*ASSIGNMENT*
Return the following entries exactly, word for word.

*DATA FOR REVIEW*
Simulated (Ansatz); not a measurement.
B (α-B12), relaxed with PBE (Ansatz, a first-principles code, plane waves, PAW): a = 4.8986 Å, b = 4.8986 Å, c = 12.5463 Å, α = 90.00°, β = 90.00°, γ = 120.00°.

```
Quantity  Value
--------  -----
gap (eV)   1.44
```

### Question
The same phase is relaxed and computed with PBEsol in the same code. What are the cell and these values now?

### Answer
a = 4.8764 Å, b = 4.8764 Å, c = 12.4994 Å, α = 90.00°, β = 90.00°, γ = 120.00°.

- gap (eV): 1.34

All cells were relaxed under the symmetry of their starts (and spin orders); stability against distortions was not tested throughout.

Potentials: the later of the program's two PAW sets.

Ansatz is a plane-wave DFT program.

*YOUR SOLUTION*
Simulated (Ansatz); not a measurement.
B (α-B12), relaxed with PBE (Ansatz, a first-principles code, plane waves, PAW): a = 4.8986 Å, b = 4.8986 Å, c = 12.5463 Å, α = 90.00°, β = 90.00°, γ = 120.00°.

```
Quantity  Value
--------  -----
gap (eV)   1.44
```

### Question
The same phase is relaxed and computed with PBEsol in the same code. What are the cell and these values now?

### Answer
a = 4.8764 Å, b = 4.8764 Å, c = 12.4994 Å, α = 90.00°, β = 90.00°, γ = 120.00°.

- gap (eV): 1.34

All cells were relaxed under the symmetry of their starts (and spin orders); stability against distortions was not tested throughout.

Potentials: the later of the program's two PAW sets.

Ansatz is a plane-wave DFT program.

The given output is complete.